- Supplied material
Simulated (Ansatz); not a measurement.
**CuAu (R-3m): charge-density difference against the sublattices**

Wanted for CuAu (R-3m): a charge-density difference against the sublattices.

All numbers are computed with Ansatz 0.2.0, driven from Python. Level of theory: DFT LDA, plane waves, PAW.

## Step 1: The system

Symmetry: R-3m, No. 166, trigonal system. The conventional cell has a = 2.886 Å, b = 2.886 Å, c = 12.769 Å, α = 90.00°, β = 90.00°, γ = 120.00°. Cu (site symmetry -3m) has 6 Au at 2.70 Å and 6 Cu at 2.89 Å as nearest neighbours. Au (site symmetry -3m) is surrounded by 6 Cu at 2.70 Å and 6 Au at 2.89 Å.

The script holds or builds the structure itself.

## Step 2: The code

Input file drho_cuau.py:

- Action item
Above are records; repeat only the lines starting at the line with "The script holds" and ending at the line with "## Step 2: The code", exactly as they appear, both included.

- Written reply
The script holds or builds the structure itself.

## Step 2: The code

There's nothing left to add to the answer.